→ REQUIREMENT:
Set down each line from the start of the material exactly, please, up to and including the one that contains "Task: What does RHF-CCSD(T) give?".

→ DATASET RECORDS:
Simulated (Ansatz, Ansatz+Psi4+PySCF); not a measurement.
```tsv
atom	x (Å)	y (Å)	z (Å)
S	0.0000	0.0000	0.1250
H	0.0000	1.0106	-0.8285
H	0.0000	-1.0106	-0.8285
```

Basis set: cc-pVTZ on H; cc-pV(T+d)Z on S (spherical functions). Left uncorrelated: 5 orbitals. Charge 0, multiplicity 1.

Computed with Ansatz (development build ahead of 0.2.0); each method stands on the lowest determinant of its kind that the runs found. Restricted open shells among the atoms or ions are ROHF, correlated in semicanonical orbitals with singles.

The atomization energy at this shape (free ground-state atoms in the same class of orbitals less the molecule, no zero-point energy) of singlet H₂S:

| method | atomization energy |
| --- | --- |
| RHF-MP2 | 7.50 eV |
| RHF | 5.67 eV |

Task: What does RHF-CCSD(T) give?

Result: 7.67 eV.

→ WRITTEN REPLY:
Simulated (Ansatz, Ansatz+Psi4+PySCF); not a measurement.
```tsv
atom	x (Å)	y (Å)	z (Å)
S	0.0000	0.0000	0.1250
H	0.0000	1.0106	-0.8285
H	0.0000	-1.0106	-0.8285
```

Basis set: cc-pVTZ on H; cc-pV(T+d)Z on S (spherical functions). Left uncorrelated: 5 orbitals. Charge 0, multiplicity 1.

Computed with Ansatz (development build ahead of 0.2.0); each method stands on the lowest determinant of its kind that the runs found. Restricted open shells among the atoms or ions are ROHF, correlated in semicanonical orbitals with singles.

The atomization energy at this shape (free ground-state atoms in the same class of orbitals less the molecule, no zero-point energy) of singlet H₂S:

| method | atomization energy |
| --- | --- |
| RHF-MP2 | 7.50 eV |
| RHF | 5.67 eV |

Task: What does RHF-CCSD(T) give?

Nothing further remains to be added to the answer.